Data shown:
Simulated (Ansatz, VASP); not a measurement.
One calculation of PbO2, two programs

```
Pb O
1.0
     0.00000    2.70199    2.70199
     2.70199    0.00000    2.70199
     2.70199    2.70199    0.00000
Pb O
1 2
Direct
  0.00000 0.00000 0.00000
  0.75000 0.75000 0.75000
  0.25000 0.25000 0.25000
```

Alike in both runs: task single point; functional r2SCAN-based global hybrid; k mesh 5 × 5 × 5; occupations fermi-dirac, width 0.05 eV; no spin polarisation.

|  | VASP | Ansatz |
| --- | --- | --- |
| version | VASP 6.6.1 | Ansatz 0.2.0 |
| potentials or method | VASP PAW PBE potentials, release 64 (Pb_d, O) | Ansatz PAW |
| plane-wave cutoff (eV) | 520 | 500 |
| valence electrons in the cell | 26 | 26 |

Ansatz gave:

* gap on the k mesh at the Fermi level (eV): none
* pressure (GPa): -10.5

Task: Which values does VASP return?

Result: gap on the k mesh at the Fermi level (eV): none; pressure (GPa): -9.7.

Task item: Please print out every entry again, exactly as it reads.

Exercise response:
Simulated (Ansatz, VASP); not a measurement.
One calculation of PbO2, two programs

```
Pb O
1.0
     0.00000    2.70199    2.70199
     2.70199    0.00000    2.70199
     2.70199    2.70199    0.00000
Pb O
1 2
Direct
  0.00000 0.00000 0.00000
  0.75000 0.75000 0.75000
  0.25000 0.25000 0.25000
```

Alike in both runs: task single point; functional r2SCAN-based global hybrid; k mesh 5 × 5 × 5; occupations fermi-dirac, width 0.05 eV; no spin polarisation.

|  | VASP | Ansatz |
| --- | --- | --- |
| version | VASP 6.6.1 | Ansatz 0.2.0 |
| potentials or method | VASP PAW PBE potentials, release 64 (Pb_d, O) | Ansatz PAW |
| plane-wave cutoff (eV) | 520 | 500 |
| valence electrons in the cell | 26 | 26 |

Ansatz gave:

* gap on the k mesh at the Fermi level (eV): none
* pressure (GPa): -10.5

Task: Which values does VASP return?

Result: gap on the k mesh at the Fermi level (eV): none; pressure (GPa): -9.7.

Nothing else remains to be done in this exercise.